DATASET ENTRIES Block Start

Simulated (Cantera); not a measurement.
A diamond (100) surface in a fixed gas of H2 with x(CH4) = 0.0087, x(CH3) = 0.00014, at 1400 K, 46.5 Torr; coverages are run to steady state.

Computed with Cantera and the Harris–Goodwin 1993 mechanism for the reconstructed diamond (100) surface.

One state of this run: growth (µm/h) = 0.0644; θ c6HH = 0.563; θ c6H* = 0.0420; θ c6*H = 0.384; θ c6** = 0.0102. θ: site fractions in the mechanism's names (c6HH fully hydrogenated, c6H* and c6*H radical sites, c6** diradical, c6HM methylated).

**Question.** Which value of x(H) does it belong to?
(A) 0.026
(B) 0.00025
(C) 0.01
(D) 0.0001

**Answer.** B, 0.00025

DATASET ENTRIES Block End

# BRIEF:
In the data above, find the line with "A diamond (100)" and the line with "Computed with Cantera". Retype both, plus every line between them, exactly.

# RESPONSE BOX:
A diamond (100) surface in a fixed gas of H2 with x(CH4) = 0.0087, x(CH3) = 0.00014, at 1400 K, 46.5 Torr; coverages are run to steady state.

Computed with Cantera and the Harris–Goodwin 1993 mechanism for the reconstructed diamond (100) surface.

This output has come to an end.